Reproduce exactly the lines that run from the start of the records below to the line with "force (eV/Å) |", inclusive.

Top of DATA LISTING
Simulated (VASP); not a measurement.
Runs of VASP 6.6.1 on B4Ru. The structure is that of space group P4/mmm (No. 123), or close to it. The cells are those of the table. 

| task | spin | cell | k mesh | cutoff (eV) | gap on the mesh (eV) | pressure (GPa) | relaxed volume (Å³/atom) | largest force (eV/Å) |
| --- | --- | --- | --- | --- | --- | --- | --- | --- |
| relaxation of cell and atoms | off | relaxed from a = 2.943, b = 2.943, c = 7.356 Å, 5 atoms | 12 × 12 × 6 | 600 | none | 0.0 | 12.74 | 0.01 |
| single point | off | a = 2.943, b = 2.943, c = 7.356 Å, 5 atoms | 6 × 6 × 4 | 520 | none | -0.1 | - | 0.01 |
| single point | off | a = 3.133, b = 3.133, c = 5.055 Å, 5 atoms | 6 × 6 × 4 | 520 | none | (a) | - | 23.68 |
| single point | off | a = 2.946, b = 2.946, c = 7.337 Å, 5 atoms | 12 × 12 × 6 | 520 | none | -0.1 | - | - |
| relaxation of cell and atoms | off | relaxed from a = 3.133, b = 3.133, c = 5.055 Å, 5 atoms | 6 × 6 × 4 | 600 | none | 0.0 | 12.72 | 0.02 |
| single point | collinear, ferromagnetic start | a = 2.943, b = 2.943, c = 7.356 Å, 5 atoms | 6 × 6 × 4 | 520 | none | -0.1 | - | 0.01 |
Bottom of DATA LISTING

EXERCISE RESPONSE:
Simulated (VASP); not a measurement.
Runs of VASP 6.6.1 on B4Ru. The structure is that of space group P4/mmm (No. 123), or close to it. The cells are those of the table. 

| task | spin | cell | k mesh | cutoff (eV) | gap on the mesh (eV) | pressure (GPa) | relaxed volume (Å³/atom) | largest force (eV/Å) |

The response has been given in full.